Record set ▸
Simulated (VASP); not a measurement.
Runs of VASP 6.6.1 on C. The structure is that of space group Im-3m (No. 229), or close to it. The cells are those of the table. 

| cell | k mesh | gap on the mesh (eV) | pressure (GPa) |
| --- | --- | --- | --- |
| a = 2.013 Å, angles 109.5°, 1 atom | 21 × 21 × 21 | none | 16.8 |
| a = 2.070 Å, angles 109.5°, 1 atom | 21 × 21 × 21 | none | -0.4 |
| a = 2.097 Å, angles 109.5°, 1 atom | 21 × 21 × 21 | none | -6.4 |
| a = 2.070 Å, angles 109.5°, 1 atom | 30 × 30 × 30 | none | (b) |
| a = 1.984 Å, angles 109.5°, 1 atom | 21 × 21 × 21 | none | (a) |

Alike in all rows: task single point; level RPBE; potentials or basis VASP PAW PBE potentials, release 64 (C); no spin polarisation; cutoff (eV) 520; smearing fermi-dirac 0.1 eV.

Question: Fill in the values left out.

Required action ▸ Reproduce the entries above in full, precisely as written.

Your solution ▸
Simulated (VASP); not a measurement.
Runs of VASP 6.6.1 on C. The structure is that of space group Im-3m (No. 229), or close to it. The cells are those of the table. 

| cell | k mesh | gap on the mesh (eV) | pressure (GPa) |
| --- | --- | --- | --- |
| a = 2.013 Å, angles 109.5°, 1 atom | 21 × 21 × 21 | none | 16.8 |
| a = 2.070 Å, angles 109.5°, 1 atom | 21 × 21 × 21 | none | -0.4 |
| a = 2.097 Å, angles 109.5°, 1 atom | 21 × 21 × 21 | none | -6.4 |
| a = 2.070 Å, angles 109.5°, 1 atom | 30 × 30 × 30 | none | (b) |
| a = 1.984 Å, angles 109.5°, 1 atom | 21 × 21 × 21 | none | (a) |

Alike in all rows: task single point; level RPBE; potentials or basis VASP PAW PBE potentials, release 64 (C); no spin polarisation; cutoff (eV) 520; smearing fermi-dirac 0.1 eV.

Question: Fill in the values left out.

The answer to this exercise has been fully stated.